*MATERIAL SHOWN*
* * * * *
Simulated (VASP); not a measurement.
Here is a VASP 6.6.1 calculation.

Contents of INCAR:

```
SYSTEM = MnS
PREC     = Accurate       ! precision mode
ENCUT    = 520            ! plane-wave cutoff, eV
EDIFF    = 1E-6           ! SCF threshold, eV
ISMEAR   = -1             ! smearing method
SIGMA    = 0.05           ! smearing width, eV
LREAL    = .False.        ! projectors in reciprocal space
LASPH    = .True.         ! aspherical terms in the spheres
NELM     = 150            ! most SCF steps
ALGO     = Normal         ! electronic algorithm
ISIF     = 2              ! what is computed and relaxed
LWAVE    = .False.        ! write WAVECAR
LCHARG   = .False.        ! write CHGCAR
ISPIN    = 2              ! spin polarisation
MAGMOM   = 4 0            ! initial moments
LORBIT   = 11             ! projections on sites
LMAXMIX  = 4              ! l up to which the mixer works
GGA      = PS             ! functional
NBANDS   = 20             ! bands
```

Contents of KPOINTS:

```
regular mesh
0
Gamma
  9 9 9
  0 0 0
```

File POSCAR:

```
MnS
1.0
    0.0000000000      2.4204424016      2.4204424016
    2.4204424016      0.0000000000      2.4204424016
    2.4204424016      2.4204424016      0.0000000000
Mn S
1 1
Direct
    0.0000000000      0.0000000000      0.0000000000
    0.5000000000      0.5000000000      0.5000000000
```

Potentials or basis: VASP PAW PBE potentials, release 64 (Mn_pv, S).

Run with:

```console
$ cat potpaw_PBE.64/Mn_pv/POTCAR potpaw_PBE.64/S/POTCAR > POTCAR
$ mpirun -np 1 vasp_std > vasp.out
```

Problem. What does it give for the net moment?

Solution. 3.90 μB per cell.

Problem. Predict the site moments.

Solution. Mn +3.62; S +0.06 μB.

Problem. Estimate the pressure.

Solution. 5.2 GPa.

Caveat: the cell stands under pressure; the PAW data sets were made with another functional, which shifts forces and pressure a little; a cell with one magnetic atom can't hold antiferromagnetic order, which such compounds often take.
* * * * *

From the records above, print only the lines between the one holding "Solution. Mn +3.62; S +0.06 μB." and the one holding "Solution. 5.2 GPa.", inclusive, exactly as they stand.

Solution. Mn +3.62; S +0.06 μB.

Problem. Estimate the pressure.

Solution. 5.2 GPa.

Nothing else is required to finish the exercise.